Required action >>
All entries below must be given again exactly as they stand.

Extracted material >>
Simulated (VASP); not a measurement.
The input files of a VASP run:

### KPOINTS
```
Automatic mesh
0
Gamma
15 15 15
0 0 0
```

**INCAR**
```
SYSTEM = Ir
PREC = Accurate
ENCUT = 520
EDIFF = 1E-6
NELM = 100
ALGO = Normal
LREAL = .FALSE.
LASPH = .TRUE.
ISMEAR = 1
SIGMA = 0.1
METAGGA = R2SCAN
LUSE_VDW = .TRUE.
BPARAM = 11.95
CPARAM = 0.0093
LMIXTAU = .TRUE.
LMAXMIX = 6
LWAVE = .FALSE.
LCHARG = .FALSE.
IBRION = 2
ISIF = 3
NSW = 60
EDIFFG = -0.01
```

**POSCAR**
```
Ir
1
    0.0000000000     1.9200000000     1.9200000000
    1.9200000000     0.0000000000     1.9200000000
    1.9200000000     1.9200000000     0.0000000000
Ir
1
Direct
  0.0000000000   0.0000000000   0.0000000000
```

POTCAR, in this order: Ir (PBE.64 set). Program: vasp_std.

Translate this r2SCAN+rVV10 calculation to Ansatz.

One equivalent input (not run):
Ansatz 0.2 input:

Problem solution >>
Simulated (VASP); not a measurement.
The input files of a VASP run:

### KPOINTS
```
Automatic mesh
0
Gamma
15 15 15
0 0 0
```

**INCAR**
```
SYSTEM = Ir
PREC = Accurate
ENCUT = 520
EDIFF = 1E-6
NELM = 100
ALGO = Normal
LREAL = .FALSE.
LASPH = .TRUE.
ISMEAR = 1
SIGMA = 0.1
METAGGA = R2SCAN
LUSE_VDW = .TRUE.
BPARAM = 11.95
CPARAM = 0.0093
LMIXTAU = .TRUE.
LMAXMIX = 6
LWAVE = .FALSE.
LCHARG = .FALSE.
IBRION = 2
ISIF = 3
NSW = 60
EDIFFG = -0.01
```

**POSCAR**
```
Ir
1
    0.0000000000     1.9200000000     1.9200000000
    1.9200000000     0.0000000000     1.9200000000
    1.9200000000     1.9200000000     0.0000000000
Ir
1
Direct
  0.0000000000   0.0000000000   0.0000000000
```

POTCAR, in this order: Ir (PBE.64 set). Program: vasp_std.

Translate this r2SCAN+rVV10 calculation to Ansatz.

One equivalent input (not run):
Ansatz 0.2 input:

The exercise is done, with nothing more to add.